Assignment
Copy word for word the lines from the start of the records through the line that contains "Calculation: TPSS meta-GGA, VASP's", both included.

Provided material
★ ★ ★

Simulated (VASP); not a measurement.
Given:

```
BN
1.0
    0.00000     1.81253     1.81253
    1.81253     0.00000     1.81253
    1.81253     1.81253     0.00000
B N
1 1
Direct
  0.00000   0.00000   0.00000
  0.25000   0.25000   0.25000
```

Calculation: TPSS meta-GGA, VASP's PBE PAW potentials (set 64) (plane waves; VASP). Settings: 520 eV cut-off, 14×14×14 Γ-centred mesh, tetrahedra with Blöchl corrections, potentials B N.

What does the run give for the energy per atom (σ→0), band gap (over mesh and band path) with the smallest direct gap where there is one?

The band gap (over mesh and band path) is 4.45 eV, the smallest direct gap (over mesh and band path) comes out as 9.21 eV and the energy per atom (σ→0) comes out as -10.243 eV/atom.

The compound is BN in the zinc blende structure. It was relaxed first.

★ ★ ★

Answer box
Simulated (VASP); not a measurement.
Given:

```
BN
1.0
    0.00000     1.81253     1.81253
    1.81253     0.00000     1.81253
    1.81253     1.81253     0.00000
B N
1 1
Direct
  0.00000   0.00000   0.00000
  0.25000   0.25000   0.25000
```

Calculation: TPSS meta-GGA, VASP's PBE PAW potentials (set 64) (plane waves; VASP). Settings: 520 eV cut-off, 14×14×14 Γ-centred mesh, tetrahedra with Blöchl corrections, potentials B N.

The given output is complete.